▸ Brief
In the material below, the required lines run from the one containing "Potentials or basis: VASP" through the one containing "Pressure: 4.4 GPa". Copy those lines exactly, ends included, and nothing else.

== Excerpted records
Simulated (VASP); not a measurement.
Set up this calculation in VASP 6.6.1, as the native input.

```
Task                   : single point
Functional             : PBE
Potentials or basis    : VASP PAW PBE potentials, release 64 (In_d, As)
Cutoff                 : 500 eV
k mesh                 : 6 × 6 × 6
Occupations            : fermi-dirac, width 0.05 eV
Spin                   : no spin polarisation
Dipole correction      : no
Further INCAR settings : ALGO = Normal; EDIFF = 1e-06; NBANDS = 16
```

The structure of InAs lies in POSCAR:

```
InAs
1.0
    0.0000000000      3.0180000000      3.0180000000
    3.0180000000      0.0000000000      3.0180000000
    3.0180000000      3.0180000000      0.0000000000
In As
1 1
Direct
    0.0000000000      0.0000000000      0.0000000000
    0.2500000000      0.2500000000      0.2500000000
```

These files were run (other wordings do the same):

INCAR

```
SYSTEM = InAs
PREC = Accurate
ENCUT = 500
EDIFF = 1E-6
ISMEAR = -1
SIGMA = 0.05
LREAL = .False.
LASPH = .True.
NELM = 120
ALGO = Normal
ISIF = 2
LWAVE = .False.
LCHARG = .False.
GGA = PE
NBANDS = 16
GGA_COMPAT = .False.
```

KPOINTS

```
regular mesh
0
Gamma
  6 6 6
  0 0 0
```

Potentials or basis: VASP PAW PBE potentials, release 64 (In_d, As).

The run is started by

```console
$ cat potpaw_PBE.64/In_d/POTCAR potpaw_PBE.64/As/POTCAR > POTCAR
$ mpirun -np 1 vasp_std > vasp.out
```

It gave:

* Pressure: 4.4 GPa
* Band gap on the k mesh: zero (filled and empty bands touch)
====

▸ Exercise answer
Potentials or basis: VASP PAW PBE potentials, release 64 (In_d, As).

The run is started by

```console
$ cat potpaw_PBE.64/In_d/POTCAR potpaw_PBE.64/As/POTCAR > POTCAR
$ mpirun -np 1 vasp_std > vasp.out
```

It gave:

* Pressure: 4.4 GPa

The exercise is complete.